Work order >>
The response must consist of the lines below from the one with "0.00880 | -0.064 |" through the one with "1.83e-5 | -0.239 |", exactly as they appear and with both ends kept.

Dataset records >>
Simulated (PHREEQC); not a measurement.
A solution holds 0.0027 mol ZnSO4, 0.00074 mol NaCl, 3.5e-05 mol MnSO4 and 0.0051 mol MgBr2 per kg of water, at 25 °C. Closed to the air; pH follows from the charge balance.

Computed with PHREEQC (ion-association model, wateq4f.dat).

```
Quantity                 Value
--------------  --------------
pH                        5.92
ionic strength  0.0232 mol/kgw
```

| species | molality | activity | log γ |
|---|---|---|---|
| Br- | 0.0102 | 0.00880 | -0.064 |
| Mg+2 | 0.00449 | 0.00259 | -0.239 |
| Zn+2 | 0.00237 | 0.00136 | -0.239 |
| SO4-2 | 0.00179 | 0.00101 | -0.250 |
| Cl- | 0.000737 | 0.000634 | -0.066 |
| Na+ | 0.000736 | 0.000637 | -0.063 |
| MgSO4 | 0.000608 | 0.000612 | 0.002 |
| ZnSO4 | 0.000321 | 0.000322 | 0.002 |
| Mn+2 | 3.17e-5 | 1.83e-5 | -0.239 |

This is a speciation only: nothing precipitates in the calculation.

Answer space >>
| Br- | 0.0102 | 0.00880 | -0.064 |
| Mg+2 | 0.00449 | 0.00259 | -0.239 |
| Zn+2 | 0.00237 | 0.00136 | -0.239 |
| SO4-2 | 0.00179 | 0.00101 | -0.250 |
| Cl- | 0.000737 | 0.000634 | -0.066 |
| Na+ | 0.000736 | 0.000637 | -0.063 |
| MgSO4 | 0.000608 | 0.000612 | 0.002 |
| ZnSO4 | 0.000321 | 0.000322 | 0.002 |
| Mn+2 | 3.17e-5 | 1.83e-5 | -0.239 |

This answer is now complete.